═════ Listed entries

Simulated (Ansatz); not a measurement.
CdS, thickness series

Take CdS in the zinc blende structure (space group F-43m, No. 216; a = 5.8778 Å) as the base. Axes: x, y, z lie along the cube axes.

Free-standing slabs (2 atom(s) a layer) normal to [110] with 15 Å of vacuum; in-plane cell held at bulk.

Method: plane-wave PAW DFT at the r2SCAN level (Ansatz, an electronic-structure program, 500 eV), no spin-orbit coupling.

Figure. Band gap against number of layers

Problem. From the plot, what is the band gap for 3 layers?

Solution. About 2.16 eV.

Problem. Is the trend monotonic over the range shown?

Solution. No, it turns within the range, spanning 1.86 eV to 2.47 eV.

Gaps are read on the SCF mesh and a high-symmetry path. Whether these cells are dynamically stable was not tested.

══════════

== Brief ==
In the material above, find the line containing "Figure. Band gap against number of layers" and the line containing "Solution. No, it", then write out exactly those two lines and every line between them, and nothing more.

== Answer box ==
Figure. Band gap against number of layers

Problem. From the plot, what is the band gap for 3 layers?

Solution. About 2.16 eV.

Problem. Is the trend monotonic over the range shown?

Solution. No, it turns within the range, spanning 1.86 eV to 2.47 eV.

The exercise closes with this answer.